■ ■ ■ ■ ■

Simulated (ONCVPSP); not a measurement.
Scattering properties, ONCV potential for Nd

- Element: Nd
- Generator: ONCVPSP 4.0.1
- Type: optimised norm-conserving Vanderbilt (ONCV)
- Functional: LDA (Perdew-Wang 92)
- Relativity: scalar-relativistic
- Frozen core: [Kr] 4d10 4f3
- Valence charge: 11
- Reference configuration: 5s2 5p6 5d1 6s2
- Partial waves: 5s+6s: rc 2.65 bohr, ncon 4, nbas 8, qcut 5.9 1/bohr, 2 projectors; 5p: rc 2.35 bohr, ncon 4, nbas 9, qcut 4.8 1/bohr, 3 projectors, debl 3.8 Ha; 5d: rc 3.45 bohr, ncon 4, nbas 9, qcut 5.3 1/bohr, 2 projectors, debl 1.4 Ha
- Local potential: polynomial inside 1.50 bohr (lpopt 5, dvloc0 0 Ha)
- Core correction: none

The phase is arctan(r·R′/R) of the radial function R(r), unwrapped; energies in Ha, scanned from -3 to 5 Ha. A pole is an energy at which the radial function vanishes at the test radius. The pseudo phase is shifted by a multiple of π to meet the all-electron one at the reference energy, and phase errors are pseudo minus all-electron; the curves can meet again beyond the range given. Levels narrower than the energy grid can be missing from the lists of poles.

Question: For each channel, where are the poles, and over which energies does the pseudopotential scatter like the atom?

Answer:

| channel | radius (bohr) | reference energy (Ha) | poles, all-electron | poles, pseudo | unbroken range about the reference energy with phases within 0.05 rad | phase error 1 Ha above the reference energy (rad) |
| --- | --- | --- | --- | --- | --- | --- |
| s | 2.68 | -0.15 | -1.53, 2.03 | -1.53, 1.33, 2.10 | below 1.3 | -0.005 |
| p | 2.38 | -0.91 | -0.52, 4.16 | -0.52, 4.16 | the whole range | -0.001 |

■ ■ ■ ■ ■

• Required action:
The answer must consist solely of the lines from the first line of the data to the line holding "1.3 | -0.005 |", each given again exactly.

• Task result:
Simulated (ONCVPSP); not a measurement.
Scattering properties, ONCV potential for Nd

- Element: Nd
- Generator: ONCVPSP 4.0.1
- Type: optimised norm-conserving Vanderbilt (ONCV)
- Functional: LDA (Perdew-Wang 92)
- Relativity: scalar-relativistic
- Frozen core: [Kr] 4d10 4f3
- Valence charge: 11
- Reference configuration: 5s2 5p6 5d1 6s2
- Partial waves: 5s+6s: rc 2.65 bohr, ncon 4, nbas 8, qcut 5.9 1/bohr, 2 projectors; 5p: rc 2.35 bohr, ncon 4, nbas 9, qcut 4.8 1/bohr, 3 projectors, debl 3.8 Ha; 5d: rc 3.45 bohr, ncon 4, nbas 9, qcut 5.3 1/bohr, 2 projectors, debl 1.4 Ha
- Local potential: polynomial inside 1.50 bohr (lpopt 5, dvloc0 0 Ha)
- Core correction: none

The phase is arctan(r·R′/R) of the radial function R(r), unwrapped; energies in Ha, scanned from -3 to 5 Ha. A pole is an energy at which the radial function vanishes at the test radius. The pseudo phase is shifted by a multiple of π to meet the all-electron one at the reference energy, and phase errors are pseudo minus all-electron; the curves can meet again beyond the range given. Levels narrower than the energy grid can be missing from the lists of poles.

Question: For each channel, where are the poles, and over which energies does the pseudopotential scatter like the atom?

Answer:

| channel | radius (bohr) | reference energy (Ha) | poles, all-electron | poles, pseudo | unbroken range about the reference energy with phases within 0.05 rad | phase error 1 Ha above the reference energy (rad) |
| --- | --- | --- | --- | --- | --- | --- |
| s | 2.68 | -0.15 | -1.53, 2.03 | -1.53, 1.33, 2.10 | below 1.3 | -0.005 |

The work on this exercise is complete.